### Dataset excerpts
++++++
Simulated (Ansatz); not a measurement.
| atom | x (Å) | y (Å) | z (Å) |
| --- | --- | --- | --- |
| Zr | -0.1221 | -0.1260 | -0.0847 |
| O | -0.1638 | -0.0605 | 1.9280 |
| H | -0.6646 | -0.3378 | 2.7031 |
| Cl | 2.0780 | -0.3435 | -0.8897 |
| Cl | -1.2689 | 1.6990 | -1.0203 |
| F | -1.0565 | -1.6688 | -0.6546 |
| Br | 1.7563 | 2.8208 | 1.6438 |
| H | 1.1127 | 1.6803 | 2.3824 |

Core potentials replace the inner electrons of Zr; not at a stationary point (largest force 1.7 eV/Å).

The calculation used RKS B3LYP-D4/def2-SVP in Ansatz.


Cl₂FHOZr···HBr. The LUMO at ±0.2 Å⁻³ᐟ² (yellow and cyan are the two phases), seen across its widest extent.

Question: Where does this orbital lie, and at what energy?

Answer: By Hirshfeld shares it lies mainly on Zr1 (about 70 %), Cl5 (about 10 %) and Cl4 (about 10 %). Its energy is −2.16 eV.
++++++

### Work request
Once you reach the line with "Cl₂FHOZr···HBr. The LUMO" in the data above, copy it and every line after it exactly, up to and including the line with "Question: Where does".

### Response area
Cl₂FHOZr···HBr. The LUMO at ±0.2 Å⁻³ᐟ² (yellow and cyan are the two phases), seen across its widest extent.

Question: Where does this orbital lie, and at what energy?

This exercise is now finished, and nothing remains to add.